──────────
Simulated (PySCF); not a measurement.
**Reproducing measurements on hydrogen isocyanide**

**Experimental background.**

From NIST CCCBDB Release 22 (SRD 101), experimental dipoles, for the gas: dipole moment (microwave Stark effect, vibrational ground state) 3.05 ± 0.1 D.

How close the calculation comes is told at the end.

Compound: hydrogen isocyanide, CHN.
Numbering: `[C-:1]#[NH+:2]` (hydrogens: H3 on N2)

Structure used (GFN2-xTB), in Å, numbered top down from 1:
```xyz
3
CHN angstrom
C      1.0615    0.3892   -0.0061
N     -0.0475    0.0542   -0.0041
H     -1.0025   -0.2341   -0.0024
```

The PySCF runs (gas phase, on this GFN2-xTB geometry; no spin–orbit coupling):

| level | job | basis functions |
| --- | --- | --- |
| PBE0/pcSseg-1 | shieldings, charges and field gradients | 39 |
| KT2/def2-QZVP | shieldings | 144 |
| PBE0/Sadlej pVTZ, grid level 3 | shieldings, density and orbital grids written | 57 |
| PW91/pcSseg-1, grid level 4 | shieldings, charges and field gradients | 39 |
──────────

• **ACTIVITY**
With no words changed, transcribe the records above.

• **PROBLEM SOLUTION**
Simulated (PySCF); not a measurement.
**Reproducing measurements on hydrogen isocyanide**

**Experimental background.**

From NIST CCCBDB Release 22 (SRD 101), experimental dipoles, for the gas: dipole moment (microwave Stark effect, vibrational ground state) 3.05 ± 0.1 D.

How close the calculation comes is told at the end.

Compound: hydrogen isocyanide, CHN.
Numbering: `[C-:1]#[NH+:2]` (hydrogens: H3 on N2)

Structure used (GFN2-xTB), in Å, numbered top down from 1:
```xyz
3
CHN angstrom
C      1.0615    0.3892   -0.0061
N     -0.0475    0.0542   -0.0041
H     -1.0025   -0.2341   -0.0024
```

The PySCF runs (gas phase, on this GFN2-xTB geometry; no spin–orbit coupling):

| level | job | basis functions |
| --- | --- | --- |
| PBE0/pcSseg-1 | shieldings, charges and field gradients | 39 |
| KT2/def2-QZVP | shieldings | 144 |
| PBE0/Sadlej pVTZ, grid level 3 | shieldings, density and orbital grids written | 57 |
| PW91/pcSseg-1, grid level 4 | shieldings, charges and field gradients | 39 |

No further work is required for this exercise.